> ACTIVITY: Write out once more the lines running from the top of the entries below to the line with "The valence band", both ends included.

== Segment start ==

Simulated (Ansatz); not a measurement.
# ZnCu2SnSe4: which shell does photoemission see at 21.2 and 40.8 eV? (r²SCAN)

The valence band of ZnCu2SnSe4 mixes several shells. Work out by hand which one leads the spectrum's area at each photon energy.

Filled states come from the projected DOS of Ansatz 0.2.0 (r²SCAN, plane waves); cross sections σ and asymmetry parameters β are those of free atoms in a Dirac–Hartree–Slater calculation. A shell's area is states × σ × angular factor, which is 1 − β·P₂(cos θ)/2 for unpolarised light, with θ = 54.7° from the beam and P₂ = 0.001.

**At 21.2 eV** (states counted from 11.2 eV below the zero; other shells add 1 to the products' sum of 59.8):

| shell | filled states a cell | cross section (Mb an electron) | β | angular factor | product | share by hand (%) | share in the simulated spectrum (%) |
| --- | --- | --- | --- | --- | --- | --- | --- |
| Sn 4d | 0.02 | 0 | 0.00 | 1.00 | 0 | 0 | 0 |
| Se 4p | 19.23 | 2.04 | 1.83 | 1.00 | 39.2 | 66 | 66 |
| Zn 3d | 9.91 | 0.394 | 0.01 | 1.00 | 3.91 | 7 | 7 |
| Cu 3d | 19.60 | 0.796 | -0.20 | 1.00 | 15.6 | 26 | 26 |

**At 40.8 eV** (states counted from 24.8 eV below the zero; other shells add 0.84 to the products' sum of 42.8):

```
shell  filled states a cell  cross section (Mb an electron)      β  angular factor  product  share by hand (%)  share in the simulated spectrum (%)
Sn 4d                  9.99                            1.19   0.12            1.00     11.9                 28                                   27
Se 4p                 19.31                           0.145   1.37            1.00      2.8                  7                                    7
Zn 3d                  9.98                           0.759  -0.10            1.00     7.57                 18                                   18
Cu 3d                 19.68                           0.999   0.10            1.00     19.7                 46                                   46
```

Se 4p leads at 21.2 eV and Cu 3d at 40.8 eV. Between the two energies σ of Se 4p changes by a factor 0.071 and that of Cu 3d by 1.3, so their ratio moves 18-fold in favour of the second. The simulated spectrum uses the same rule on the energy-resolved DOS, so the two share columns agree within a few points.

== Segment end ==

> TASK ANSWER:
Simulated (Ansatz); not a measurement.
# ZnCu2SnSe4: which shell does photoemission see at 21.2 and 40.8 eV? (r²SCAN)

The valence band of ZnCu2SnSe4 mixes several shells. Work out by hand which one leads the spectrum's area at each photon energy.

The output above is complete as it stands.